Input data —
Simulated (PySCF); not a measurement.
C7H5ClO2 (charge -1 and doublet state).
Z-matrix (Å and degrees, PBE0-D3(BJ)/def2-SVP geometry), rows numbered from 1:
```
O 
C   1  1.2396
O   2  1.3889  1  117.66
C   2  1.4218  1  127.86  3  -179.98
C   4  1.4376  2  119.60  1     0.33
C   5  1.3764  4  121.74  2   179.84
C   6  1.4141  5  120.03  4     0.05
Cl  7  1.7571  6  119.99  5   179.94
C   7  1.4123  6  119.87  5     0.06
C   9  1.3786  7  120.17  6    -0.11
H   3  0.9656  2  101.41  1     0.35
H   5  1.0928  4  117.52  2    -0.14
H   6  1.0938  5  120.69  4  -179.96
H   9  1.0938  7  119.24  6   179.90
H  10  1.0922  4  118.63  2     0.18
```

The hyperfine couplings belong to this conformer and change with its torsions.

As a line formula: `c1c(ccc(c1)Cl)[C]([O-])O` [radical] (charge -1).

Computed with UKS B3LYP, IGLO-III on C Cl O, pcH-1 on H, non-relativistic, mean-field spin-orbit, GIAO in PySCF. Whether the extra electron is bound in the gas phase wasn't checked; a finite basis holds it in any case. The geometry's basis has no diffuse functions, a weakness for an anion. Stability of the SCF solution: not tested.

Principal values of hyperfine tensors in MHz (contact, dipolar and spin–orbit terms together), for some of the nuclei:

Work item — All entries are to be retyped with no difference from the original.

Answer space —
Simulated (PySCF); not a measurement.
C7H5ClO2 (charge -1 and doublet state).
Z-matrix (Å and degrees, PBE0-D3(BJ)/def2-SVP geometry), rows numbered from 1:
```
O 
C   1  1.2396
O   2  1.3889  1  117.66
C   2  1.4218  1  127.86  3  -179.98
C   4  1.4376  2  119.60  1     0.33
C   5  1.3764  4  121.74  2   179.84
C   6  1.4141  5  120.03  4     0.05
Cl  7  1.7571  6  119.99  5   179.94
C   7  1.4123  6  119.87  5     0.06
C   9  1.3786  7  120.17  6    -0.11
H   3  0.9656  2  101.41  1     0.35
H   5  1.0928  4  117.52  2    -0.14
H   6  1.0938  5  120.69  4  -179.96
H   9  1.0938  7  119.24  6   179.90
H  10  1.0922  4  118.63  2     0.18
```

The hyperfine couplings belong to this conformer and change with its torsions.

As a line formula: `c1c(ccc(c1)Cl)[C]([O-])O` [radical] (charge -1).

Computed with UKS B3LYP, IGLO-III on C Cl O, pcH-1 on H, non-relativistic, mean-field spin-orbit, GIAO in PySCF. Whether the extra electron is bound in the gas phase wasn't checked; a finite basis holds it in any case. The geometry's basis has no diffuse functions, a weakness for an anion. Stability of the SCF solution: not tested.

Principal values of hyperfine tensors in MHz (contact, dipolar and spin–orbit terms together), for some of the nuclei:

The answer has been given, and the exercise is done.